(Activity) Only the lines from the first line of the material below to the line containing "and atoms, LDA**", inclusive, should be copied, each exactly as written.

(Extracted material)
=== Section Start ===
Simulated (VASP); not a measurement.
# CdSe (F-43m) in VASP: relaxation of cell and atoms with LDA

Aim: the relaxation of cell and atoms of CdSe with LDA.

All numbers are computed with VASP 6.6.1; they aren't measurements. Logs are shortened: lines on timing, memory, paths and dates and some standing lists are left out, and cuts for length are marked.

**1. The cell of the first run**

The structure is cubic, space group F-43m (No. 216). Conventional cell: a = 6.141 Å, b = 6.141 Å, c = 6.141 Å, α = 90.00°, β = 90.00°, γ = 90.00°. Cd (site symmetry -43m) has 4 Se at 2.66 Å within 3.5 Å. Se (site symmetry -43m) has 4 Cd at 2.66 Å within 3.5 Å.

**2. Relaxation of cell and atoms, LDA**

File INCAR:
=== Section End ===

(Written answer)
Simulated (VASP); not a measurement.
# CdSe (F-43m) in VASP: relaxation of cell and atoms with LDA

Aim: the relaxation of cell and atoms of CdSe with LDA.

All numbers are computed with VASP 6.6.1; they aren't measurements. Logs are shortened: lines on timing, memory, paths and dates and some standing lists are left out, and cuts for length are marked.

**1. The cell of the first run**

The structure is cubic, space group F-43m (No. 216). Conventional cell: a = 6.141 Å, b = 6.141 Å, c = 6.141 Å, α = 90.00°, β = 90.00°, γ = 90.00°. Cd (site symmetry -43m) has 4 Se at 2.66 Å within 3.5 Å. Se (site symmetry -43m) has 4 Cd at 2.66 Å within 3.5 Å.

**2. Relaxation of cell and atoms, LDA**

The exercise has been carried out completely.